● TASK ITEM:
Copy, word for word, the lines of the entries below between the one with "4.44 | 11.68 |" and the one with "Run time: 3.7", inclusive, and leave out everything else.

>>>>

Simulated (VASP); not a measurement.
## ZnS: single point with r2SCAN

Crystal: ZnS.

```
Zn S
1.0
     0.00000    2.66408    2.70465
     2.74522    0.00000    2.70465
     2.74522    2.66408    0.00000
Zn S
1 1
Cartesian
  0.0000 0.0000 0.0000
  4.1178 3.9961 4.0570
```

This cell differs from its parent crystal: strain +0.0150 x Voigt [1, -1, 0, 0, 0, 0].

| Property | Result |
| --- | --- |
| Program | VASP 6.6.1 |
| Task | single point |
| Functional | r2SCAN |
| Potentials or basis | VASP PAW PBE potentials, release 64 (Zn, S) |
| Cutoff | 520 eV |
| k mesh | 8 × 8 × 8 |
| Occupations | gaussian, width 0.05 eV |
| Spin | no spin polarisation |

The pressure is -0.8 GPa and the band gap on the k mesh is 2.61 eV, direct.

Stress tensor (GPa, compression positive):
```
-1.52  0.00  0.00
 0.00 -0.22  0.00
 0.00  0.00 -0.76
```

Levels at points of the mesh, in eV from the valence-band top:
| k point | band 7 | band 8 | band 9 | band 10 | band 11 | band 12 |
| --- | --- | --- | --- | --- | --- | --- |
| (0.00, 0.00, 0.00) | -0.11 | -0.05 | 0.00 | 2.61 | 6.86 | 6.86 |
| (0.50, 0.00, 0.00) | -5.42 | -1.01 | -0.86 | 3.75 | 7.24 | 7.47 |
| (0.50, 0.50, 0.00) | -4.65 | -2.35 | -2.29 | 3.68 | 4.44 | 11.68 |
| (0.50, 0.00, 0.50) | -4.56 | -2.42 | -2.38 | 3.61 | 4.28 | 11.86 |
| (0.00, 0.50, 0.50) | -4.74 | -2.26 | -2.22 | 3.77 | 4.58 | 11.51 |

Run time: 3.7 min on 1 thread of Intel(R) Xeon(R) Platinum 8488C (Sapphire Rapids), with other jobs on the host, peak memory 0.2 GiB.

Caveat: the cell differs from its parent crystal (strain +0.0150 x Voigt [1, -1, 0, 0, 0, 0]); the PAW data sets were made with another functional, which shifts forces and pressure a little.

<<<<

● PROBLEM SOLUTION:
| (0.50, 0.50, 0.00) | -4.65 | -2.35 | -2.29 | 3.68 | 4.44 | 11.68 |
| (0.50, 0.00, 0.50) | -4.56 | -2.42 | -2.38 | 3.61 | 4.28 | 11.86 |
| (0.00, 0.50, 0.50) | -4.74 | -2.26 | -2.22 | 3.77 | 4.58 | 11.51 |

Run time: 3.7 min on 1 thread of Intel(R) Xeon(R) Platinum 8488C (Sapphire Rapids), with other jobs on the host, peak memory 0.2 GiB.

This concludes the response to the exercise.